··· Available data

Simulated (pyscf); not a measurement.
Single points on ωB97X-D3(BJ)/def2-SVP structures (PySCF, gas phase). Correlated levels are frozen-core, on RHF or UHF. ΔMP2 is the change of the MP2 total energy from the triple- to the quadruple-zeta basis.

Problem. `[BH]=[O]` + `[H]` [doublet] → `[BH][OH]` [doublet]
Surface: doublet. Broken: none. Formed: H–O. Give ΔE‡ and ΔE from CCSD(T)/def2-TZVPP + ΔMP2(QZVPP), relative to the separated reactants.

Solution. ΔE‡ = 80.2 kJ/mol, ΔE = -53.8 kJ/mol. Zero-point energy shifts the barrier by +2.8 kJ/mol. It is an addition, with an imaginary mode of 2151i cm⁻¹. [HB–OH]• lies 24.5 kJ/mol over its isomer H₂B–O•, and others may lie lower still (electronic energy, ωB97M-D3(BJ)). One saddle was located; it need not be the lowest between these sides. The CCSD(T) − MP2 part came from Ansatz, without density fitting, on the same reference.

······

Repeat only the lines above, from the first line of the entries through the line that contains "Surface: doublet. Broken: none.", including both ends.

Simulated (pyscf); not a measurement.
Single points on ωB97X-D3(BJ)/def2-SVP structures (PySCF, gas phase). Correlated levels are frozen-core, on RHF or UHF. ΔMP2 is the change of the MP2 total energy from the triple- to the quadruple-zeta basis.

Problem. `[BH]=[O]` + `[H]` [doublet] → `[BH][OH]` [doublet]
Surface: doublet. Broken: none. Formed: H–O. Give ΔE‡ and ΔE from CCSD(T)/def2-TZVPP + ΔMP2(QZVPP), relative to the separated reactants.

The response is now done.